# Requirement
Could you return the lines below exactly, from the first line up to and including the line that holds "Estimate the wall time of this run."?

# Record set
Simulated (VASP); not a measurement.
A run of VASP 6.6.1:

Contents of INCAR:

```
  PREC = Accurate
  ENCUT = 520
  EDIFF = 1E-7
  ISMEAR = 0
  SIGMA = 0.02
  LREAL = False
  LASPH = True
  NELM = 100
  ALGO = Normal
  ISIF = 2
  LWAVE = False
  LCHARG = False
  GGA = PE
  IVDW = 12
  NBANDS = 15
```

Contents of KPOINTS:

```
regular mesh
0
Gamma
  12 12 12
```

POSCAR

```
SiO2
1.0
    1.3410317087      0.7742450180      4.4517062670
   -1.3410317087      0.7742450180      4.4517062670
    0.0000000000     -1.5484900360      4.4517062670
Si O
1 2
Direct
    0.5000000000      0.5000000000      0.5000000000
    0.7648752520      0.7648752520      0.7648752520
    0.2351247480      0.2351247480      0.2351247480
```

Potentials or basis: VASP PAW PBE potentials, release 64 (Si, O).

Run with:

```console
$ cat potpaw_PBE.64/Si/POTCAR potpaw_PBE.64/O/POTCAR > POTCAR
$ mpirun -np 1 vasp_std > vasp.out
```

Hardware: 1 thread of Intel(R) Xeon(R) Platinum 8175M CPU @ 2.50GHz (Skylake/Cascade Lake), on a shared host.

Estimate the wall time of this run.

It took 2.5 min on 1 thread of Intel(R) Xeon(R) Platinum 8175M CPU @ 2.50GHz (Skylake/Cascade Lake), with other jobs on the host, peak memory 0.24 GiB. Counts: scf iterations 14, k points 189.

# Expected answer
Simulated (VASP); not a measurement.
A run of VASP 6.6.1:

Contents of INCAR:

```
  PREC = Accurate
  ENCUT = 520
  EDIFF = 1E-7
  ISMEAR = 0
  SIGMA = 0.02
  LREAL = False
  LASPH = True
  NELM = 100
  ALGO = Normal
  ISIF = 2
  LWAVE = False
  LCHARG = False
  GGA = PE
  IVDW = 12
  NBANDS = 15
```

Contents of KPOINTS:

```
regular mesh
0
Gamma
  12 12 12
```

POSCAR

```
SiO2
1.0
    1.3410317087      0.7742450180      4.4517062670
   -1.3410317087      0.7742450180      4.4517062670
    0.0000000000     -1.5484900360      4.4517062670
Si O
1 2
Direct
    0.5000000000      0.5000000000      0.5000000000
    0.7648752520      0.7648752520      0.7648752520
    0.2351247480      0.2351247480      0.2351247480
```

Potentials or basis: VASP PAW PBE potentials, release 64 (Si, O).

Run with:

```console
$ cat potpaw_PBE.64/Si/POTCAR potpaw_PBE.64/O/POTCAR > POTCAR
$ mpirun -np 1 vasp_std > vasp.out
```

Hardware: 1 thread of Intel(R) Xeon(R) Platinum 8175M CPU @ 2.50GHz (Skylake/Cascade Lake), on a shared host.

Estimate the wall time of this run.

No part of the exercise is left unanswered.